Content starts

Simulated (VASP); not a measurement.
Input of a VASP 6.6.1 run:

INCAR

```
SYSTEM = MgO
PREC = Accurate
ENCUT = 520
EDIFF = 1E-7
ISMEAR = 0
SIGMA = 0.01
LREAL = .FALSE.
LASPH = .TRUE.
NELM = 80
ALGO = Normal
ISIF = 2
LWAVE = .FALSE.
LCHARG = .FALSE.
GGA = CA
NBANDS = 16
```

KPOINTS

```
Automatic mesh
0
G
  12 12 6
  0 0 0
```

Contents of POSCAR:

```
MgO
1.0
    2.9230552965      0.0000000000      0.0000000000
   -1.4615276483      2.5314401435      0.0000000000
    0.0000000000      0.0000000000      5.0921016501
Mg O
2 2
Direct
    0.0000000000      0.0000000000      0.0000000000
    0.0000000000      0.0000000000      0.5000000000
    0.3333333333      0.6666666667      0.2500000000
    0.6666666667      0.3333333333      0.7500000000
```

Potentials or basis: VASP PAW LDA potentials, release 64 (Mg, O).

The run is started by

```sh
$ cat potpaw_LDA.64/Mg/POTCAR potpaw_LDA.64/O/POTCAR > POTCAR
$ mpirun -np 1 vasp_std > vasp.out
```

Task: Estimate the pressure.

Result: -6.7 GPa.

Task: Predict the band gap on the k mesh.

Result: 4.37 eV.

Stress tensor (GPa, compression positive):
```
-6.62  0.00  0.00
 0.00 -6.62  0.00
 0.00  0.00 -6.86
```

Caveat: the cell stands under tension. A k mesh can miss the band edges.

Content ends

Activity: A full, exact copy of the entries is required. Return it.

Task solution:
Simulated (VASP); not a measurement.
Input of a VASP 6.6.1 run:

INCAR

```
SYSTEM = MgO
PREC = Accurate
ENCUT = 520
EDIFF = 1E-7
ISMEAR = 0
SIGMA = 0.01
LREAL = .FALSE.
LASPH = .TRUE.
NELM = 80
ALGO = Normal
ISIF = 2
LWAVE = .FALSE.
LCHARG = .FALSE.
GGA = CA
NBANDS = 16
```

KPOINTS

```
Automatic mesh
0
G
  12 12 6
  0 0 0
```

Contents of POSCAR:

```
MgO
1.0
    2.9230552965      0.0000000000      0.0000000000
   -1.4615276483      2.5314401435      0.0000000000
    0.0000000000      0.0000000000      5.0921016501
Mg O
2 2
Direct
    0.0000000000      0.0000000000      0.0000000000
    0.0000000000      0.0000000000      0.5000000000
    0.3333333333      0.6666666667      0.2500000000
    0.6666666667      0.3333333333      0.7500000000
```

Potentials or basis: VASP PAW LDA potentials, release 64 (Mg, O).

The run is started by

```sh
$ cat potpaw_LDA.64/Mg/POTCAR potpaw_LDA.64/O/POTCAR > POTCAR
$ mpirun -np 1 vasp_std > vasp.out
```

Task: Estimate the pressure.

Result: -6.7 GPa.

Task: Predict the band gap on the k mesh.

Result: 4.37 eV.

Stress tensor (GPa, compression positive):
```
-6.62  0.00  0.00
 0.00 -6.62  0.00
 0.00  0.00 -6.86
```

Caveat: the cell stands under tension. A k mesh can miss the band edges.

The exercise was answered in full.